STUDY MATERIAL:
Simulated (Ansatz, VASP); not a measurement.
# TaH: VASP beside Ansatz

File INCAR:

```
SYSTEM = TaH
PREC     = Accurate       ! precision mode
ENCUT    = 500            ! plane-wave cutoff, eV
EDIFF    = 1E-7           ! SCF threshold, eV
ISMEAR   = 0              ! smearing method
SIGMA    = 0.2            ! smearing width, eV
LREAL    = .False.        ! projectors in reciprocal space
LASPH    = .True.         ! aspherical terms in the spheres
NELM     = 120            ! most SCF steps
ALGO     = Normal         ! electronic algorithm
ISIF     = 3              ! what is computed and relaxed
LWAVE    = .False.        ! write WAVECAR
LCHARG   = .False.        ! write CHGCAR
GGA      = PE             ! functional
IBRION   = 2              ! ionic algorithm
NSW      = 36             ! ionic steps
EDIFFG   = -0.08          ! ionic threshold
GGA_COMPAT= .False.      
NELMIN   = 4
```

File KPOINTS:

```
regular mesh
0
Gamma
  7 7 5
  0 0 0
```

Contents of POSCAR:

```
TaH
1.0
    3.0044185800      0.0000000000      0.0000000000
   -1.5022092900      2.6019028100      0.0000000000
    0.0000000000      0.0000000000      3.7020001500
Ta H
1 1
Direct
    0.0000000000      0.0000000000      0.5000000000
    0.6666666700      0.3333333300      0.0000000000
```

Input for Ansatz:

WORK ORDER: With no line skipped, copy the entries exactly as written.

ANSWER SECTION:
Simulated (Ansatz, VASP); not a measurement.
# TaH: VASP beside Ansatz

File INCAR:

```
SYSTEM = TaH
PREC     = Accurate       ! precision mode
ENCUT    = 500            ! plane-wave cutoff, eV
EDIFF    = 1E-7           ! SCF threshold, eV
ISMEAR   = 0              ! smearing method
SIGMA    = 0.2            ! smearing width, eV
LREAL    = .False.        ! projectors in reciprocal space
LASPH    = .True.         ! aspherical terms in the spheres
NELM     = 120            ! most SCF steps
ALGO     = Normal         ! electronic algorithm
ISIF     = 3              ! what is computed and relaxed
LWAVE    = .False.        ! write WAVECAR
LCHARG   = .False.        ! write CHGCAR
GGA      = PE             ! functional
IBRION   = 2              ! ionic algorithm
NSW      = 36             ! ionic steps
EDIFFG   = -0.08          ! ionic threshold
GGA_COMPAT= .False.      
NELMIN   = 4
```

File KPOINTS:

```
regular mesh
0
Gamma
  7 7 5
  0 0 0
```

Contents of POSCAR:

```
TaH
1.0
    3.0044185800      0.0000000000      0.0000000000
   -1.5022092900      2.6019028100      0.0000000000
    0.0000000000      0.0000000000      3.7020001500
Ta H
1 1
Direct
    0.0000000000      0.0000000000      0.5000000000
    0.6666666700      0.3333333300      0.0000000000
```

Input for Ansatz:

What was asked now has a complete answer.